WORK ORDER -
Where the records below show a line containing "the lowest conformers.", start copying; end with the line containing "energies to favour?", and copy it too.

PROVIDED RECORDS -
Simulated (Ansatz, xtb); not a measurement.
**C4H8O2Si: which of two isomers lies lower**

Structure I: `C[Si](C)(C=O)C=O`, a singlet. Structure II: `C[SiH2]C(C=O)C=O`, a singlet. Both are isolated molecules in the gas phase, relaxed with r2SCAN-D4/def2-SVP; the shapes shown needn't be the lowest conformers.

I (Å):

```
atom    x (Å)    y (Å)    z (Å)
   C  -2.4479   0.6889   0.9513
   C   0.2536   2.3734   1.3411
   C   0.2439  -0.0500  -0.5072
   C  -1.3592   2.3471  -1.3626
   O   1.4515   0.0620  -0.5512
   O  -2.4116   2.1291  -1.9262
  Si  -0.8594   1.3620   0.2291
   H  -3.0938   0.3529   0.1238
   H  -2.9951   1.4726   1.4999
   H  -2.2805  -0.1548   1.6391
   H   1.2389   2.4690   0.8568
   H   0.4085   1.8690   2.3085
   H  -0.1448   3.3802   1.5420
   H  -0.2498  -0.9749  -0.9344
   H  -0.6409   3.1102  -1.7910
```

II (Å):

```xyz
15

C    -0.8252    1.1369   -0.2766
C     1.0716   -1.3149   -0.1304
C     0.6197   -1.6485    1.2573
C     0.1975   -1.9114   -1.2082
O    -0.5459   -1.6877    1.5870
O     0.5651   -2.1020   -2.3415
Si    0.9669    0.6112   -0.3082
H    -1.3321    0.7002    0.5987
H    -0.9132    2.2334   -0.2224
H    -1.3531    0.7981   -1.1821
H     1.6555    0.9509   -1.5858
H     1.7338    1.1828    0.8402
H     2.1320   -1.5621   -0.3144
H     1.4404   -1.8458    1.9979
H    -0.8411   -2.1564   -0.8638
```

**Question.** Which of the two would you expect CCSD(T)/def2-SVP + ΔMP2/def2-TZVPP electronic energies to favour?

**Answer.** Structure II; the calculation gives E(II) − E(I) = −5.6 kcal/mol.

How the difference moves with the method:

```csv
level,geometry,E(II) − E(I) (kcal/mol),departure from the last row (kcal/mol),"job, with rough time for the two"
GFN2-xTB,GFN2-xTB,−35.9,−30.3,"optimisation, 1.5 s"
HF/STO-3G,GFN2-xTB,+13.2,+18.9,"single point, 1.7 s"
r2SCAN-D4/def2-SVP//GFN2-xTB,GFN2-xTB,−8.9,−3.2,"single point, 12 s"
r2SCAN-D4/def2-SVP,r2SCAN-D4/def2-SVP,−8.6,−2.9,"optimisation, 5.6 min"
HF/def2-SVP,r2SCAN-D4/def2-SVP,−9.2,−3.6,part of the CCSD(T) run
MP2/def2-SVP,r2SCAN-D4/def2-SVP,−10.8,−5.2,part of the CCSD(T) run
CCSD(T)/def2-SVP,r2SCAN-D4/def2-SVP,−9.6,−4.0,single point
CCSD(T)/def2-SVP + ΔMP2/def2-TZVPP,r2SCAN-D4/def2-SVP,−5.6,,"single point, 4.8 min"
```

ANSWER SECTION -
Structure I: `C[Si](C)(C=O)C=O`, a singlet. Structure II: `C[SiH2]C(C=O)C=O`, a singlet. Both are isolated molecules in the gas phase, relaxed with r2SCAN-D4/def2-SVP; the shapes shown needn't be the lowest conformers.

I (Å):

```
atom    x (Å)    y (Å)    z (Å)
   C  -2.4479   0.6889   0.9513
   C   0.2536   2.3734   1.3411
   C   0.2439  -0.0500  -0.5072
   C  -1.3592   2.3471  -1.3626
   O   1.4515   0.0620  -0.5512
   O  -2.4116   2.1291  -1.9262
  Si  -0.8594   1.3620   0.2291
   H  -3.0938   0.3529   0.1238
   H  -2.9951   1.4726   1.4999
   H  -2.2805  -0.1548   1.6391
   H   1.2389   2.4690   0.8568
   H   0.4085   1.8690   2.3085
   H  -0.1448   3.3802   1.5420
   H  -0.2498  -0.9749  -0.9344
   H  -0.6409   3.1102  -1.7910
```

II (Å):

```xyz
15

C    -0.8252    1.1369   -0.2766
C     1.0716   -1.3149   -0.1304
C     0.6197   -1.6485    1.2573
C     0.1975   -1.9114   -1.2082
O    -0.5459   -1.6877    1.5870
O     0.5651   -2.1020   -2.3415
Si    0.9669    0.6112   -0.3082
H    -1.3321    0.7002    0.5987
H    -0.9132    2.2334   -0.2224
H    -1.3531    0.7981   -1.1821
H     1.6555    0.9509   -1.5858
H     1.7338    1.1828    0.8402
H     2.1320   -1.5621   -0.3144
H     1.4404   -1.8458    1.9979
H    -0.8411   -2.1564   -0.8638
```

**Question.** Which of the two would you expect CCSD(T)/def2-SVP + ΔMP2/def2-TZVPP electronic energies to favour?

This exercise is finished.